So that nothing is lost, restate each entry exactly as supplied.

——————

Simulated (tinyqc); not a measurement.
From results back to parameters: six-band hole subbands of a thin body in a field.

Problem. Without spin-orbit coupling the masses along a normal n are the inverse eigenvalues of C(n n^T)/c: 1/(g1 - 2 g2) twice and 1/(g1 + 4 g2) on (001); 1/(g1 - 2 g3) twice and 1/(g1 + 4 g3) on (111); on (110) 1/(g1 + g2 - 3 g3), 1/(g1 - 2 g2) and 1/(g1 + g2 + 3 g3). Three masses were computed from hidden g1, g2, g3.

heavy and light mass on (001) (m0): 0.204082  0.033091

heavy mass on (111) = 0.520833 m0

——————

* **ANSWER BOX**
Simulated (tinyqc); not a measurement.
From results back to parameters: six-band hole subbands of a thin body in a field.

Problem. Without spin-orbit coupling the masses along a normal n are the inverse eigenvalues of C(n n^T)/c: 1/(g1 - 2 g2) twice and 1/(g1 + 4 g2) on (001); 1/(g1 - 2 g3) twice and 1/(g1 + 4 g3) on (111); on (110) 1/(g1 + g2 - 3 g3), 1/(g1 - 2 g2) and 1/(g1 + g2 + 3 g3). Three masses were computed from hidden g1, g2, g3.

heavy and light mass on (001) (m0): 0.204082  0.033091

heavy mass on (111) = 0.520833 m0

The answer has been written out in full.